* [REQUIRED ACTION] All that is wanted is a word-for-word copy of the data from its first line to the line containing "Question: Give the", both included.

━━━━━━━━━━━━━━━━━━━━

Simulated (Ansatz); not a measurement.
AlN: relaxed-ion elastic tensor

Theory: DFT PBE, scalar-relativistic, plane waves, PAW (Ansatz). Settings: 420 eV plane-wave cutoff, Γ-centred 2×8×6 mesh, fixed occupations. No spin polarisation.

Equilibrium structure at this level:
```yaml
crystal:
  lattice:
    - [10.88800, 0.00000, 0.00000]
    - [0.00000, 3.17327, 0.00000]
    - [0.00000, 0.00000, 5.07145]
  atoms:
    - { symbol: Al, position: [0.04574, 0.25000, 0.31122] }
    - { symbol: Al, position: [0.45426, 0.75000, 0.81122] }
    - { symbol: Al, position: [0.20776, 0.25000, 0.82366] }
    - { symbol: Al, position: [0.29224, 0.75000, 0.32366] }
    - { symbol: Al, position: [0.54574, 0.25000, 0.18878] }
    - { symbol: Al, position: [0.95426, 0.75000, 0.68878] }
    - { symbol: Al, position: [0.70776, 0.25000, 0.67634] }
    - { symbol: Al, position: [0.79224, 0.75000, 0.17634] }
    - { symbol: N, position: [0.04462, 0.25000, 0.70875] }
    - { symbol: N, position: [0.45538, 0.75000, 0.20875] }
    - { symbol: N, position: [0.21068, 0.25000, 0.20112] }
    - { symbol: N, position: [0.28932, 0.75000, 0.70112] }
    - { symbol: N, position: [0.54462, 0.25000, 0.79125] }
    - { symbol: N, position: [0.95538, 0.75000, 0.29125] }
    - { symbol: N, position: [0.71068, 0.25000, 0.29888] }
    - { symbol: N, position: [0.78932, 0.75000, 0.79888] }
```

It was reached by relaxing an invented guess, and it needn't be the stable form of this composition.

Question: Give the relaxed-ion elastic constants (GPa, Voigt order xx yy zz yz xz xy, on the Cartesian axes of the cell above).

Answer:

━━━━━━━━━━━━━━━━━━━━

* [WRITTEN SOLUTION]
Simulated (Ansatz); not a measurement.
AlN: relaxed-ion elastic tensor

Theory: DFT PBE, scalar-relativistic, plane waves, PAW (Ansatz). Settings: 420 eV plane-wave cutoff, Γ-centred 2×8×6 mesh, fixed occupations. No spin polarisation.

Equilibrium structure at this level:
```yaml
crystal:
  lattice:
    - [10.88800, 0.00000, 0.00000]
    - [0.00000, 3.17327, 0.00000]
    - [0.00000, 0.00000, 5.07145]
  atoms:
    - { symbol: Al, position: [0.04574, 0.25000, 0.31122] }
    - { symbol: Al, position: [0.45426, 0.75000, 0.81122] }
    - { symbol: Al, position: [0.20776, 0.25000, 0.82366] }
    - { symbol: Al, position: [0.29224, 0.75000, 0.32366] }
    - { symbol: Al, position: [0.54574, 0.25000, 0.18878] }
    - { symbol: Al, position: [0.95426, 0.75000, 0.68878] }
    - { symbol: Al, position: [0.70776, 0.25000, 0.67634] }
    - { symbol: Al, position: [0.79224, 0.75000, 0.17634] }
    - { symbol: N, position: [0.04462, 0.25000, 0.70875] }
    - { symbol: N, position: [0.45538, 0.75000, 0.20875] }
    - { symbol: N, position: [0.21068, 0.25000, 0.20112] }
    - { symbol: N, position: [0.28932, 0.75000, 0.70112] }
    - { symbol: N, position: [0.54462, 0.25000, 0.79125] }
    - { symbol: N, position: [0.95538, 0.75000, 0.29125] }
    - { symbol: N, position: [0.71068, 0.25000, 0.29888] }
    - { symbol: N, position: [0.78932, 0.75000, 0.79888] }
```

It was reached by relaxing an invented guess, and it needn't be the stable form of this composition.

Question: Give the relaxed-ion elastic constants (GPa, Voigt order xx yy zz yz xz xy, on the Cartesian axes of the cell above).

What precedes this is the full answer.